> Work instruction: From the listing below, set down exactly the lines between the one holding "Cutoff | 550 eV |" and the one holding "μB per cell.", inclusive. No other line is wanted.

> Entries shown:
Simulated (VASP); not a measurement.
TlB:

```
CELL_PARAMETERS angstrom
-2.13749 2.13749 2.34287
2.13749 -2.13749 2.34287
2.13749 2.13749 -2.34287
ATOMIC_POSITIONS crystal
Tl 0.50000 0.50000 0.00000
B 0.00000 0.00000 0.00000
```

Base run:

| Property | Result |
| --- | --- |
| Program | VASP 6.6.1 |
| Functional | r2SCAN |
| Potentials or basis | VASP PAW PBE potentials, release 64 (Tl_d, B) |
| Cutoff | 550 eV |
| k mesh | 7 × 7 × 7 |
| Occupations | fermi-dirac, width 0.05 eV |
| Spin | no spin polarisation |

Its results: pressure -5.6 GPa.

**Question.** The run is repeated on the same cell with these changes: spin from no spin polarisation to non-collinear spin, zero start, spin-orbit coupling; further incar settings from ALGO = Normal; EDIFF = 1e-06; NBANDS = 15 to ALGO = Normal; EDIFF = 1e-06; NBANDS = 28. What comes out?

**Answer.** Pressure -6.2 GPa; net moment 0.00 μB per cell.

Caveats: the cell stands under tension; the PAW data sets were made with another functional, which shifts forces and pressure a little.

> Response area:
| Cutoff | 550 eV |
| k mesh | 7 × 7 × 7 |
| Occupations | fermi-dirac, width 0.05 eV |
| Spin | no spin polarisation |

Its results: pressure -5.6 GPa.

**Question.** The run is repeated on the same cell with these changes: spin from no spin polarisation to non-collinear spin, zero start, spin-orbit coupling; further incar settings from ALGO = Normal; EDIFF = 1e-06; NBANDS = 15 to ALGO = Normal; EDIFF = 1e-06; NBANDS = 28. What comes out?

**Answer.** Pressure -6.2 GPa; net moment 0.00 μB per cell.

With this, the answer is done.